__ACTIVITY__:
All that should come back is the lines of the data below from the one containing "(a) -29.6; (b) 60.4." to the one containing "A k mesh can", inclusive, exactly as they stand.

START SUPPLIED ENTRIES

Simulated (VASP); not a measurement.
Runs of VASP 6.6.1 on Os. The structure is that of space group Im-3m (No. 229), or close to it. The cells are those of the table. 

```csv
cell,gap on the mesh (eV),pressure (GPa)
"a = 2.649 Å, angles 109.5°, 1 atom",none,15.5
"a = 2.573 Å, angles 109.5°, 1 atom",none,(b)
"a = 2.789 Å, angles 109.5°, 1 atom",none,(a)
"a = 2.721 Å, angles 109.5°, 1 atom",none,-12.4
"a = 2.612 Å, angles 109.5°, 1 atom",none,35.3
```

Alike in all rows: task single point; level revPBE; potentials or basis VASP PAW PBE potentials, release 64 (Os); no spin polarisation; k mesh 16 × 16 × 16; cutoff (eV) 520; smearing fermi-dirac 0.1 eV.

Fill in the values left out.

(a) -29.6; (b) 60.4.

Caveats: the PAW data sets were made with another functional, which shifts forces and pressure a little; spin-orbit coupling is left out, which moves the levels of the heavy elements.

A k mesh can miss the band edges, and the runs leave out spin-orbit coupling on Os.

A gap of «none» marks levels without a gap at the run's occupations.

END SUPPLIED ENTRIES

__EXERCISE SOLUTION__:
(a) -29.6; (b) 60.4.

Caveats: the PAW data sets were made with another functional, which shifts forces and pressure a little; spin-orbit coupling is left out, which moves the levels of the heavy elements.

A k mesh can miss the band edges, and the runs leave out spin-orbit coupling on Os.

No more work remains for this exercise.